*Activity*.
Repeat the listing below word for word, stopping after the line that contains "Task: Estimate VASP's values.".

Start of Available data
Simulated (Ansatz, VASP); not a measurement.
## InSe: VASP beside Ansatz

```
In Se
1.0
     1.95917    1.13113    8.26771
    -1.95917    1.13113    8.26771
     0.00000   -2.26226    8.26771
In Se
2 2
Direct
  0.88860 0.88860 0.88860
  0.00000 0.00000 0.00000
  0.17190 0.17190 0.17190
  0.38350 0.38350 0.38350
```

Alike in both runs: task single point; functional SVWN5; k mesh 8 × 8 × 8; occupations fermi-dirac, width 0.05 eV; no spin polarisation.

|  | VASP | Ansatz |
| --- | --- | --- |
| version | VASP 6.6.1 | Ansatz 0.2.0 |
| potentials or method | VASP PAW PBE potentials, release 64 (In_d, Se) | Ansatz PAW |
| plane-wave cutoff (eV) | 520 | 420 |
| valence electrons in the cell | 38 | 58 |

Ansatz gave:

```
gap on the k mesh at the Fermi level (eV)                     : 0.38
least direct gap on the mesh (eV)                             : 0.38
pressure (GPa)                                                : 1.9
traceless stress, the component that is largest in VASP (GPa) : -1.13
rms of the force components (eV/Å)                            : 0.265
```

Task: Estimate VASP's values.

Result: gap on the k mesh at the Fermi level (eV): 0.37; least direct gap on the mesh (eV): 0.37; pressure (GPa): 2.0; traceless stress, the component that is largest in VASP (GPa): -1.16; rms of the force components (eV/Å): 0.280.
End of Available data

*Answer section*.
Simulated (Ansatz, VASP); not a measurement.
## InSe: VASP beside Ansatz

```
In Se
1.0
     1.95917    1.13113    8.26771
    -1.95917    1.13113    8.26771
     0.00000   -2.26226    8.26771
In Se
2 2
Direct
  0.88860 0.88860 0.88860
  0.00000 0.00000 0.00000
  0.17190 0.17190 0.17190
  0.38350 0.38350 0.38350
```

Alike in both runs: task single point; functional SVWN5; k mesh 8 × 8 × 8; occupations fermi-dirac, width 0.05 eV; no spin polarisation.

|  | VASP | Ansatz |
| --- | --- | --- |
| version | VASP 6.6.1 | Ansatz 0.2.0 |
| potentials or method | VASP PAW PBE potentials, release 64 (In_d, Se) | Ansatz PAW |
| plane-wave cutoff (eV) | 520 | 420 |
| valence electrons in the cell | 38 | 58 |

Ansatz gave:

```
gap on the k mesh at the Fermi level (eV)                     : 0.38
least direct gap on the mesh (eV)                             : 0.38
pressure (GPa)                                                : 1.9
traceless stress, the component that is largest in VASP (GPa) : -1.13
rms of the force components (eV/Å)                            : 0.265
```

Task: Estimate VASP's values.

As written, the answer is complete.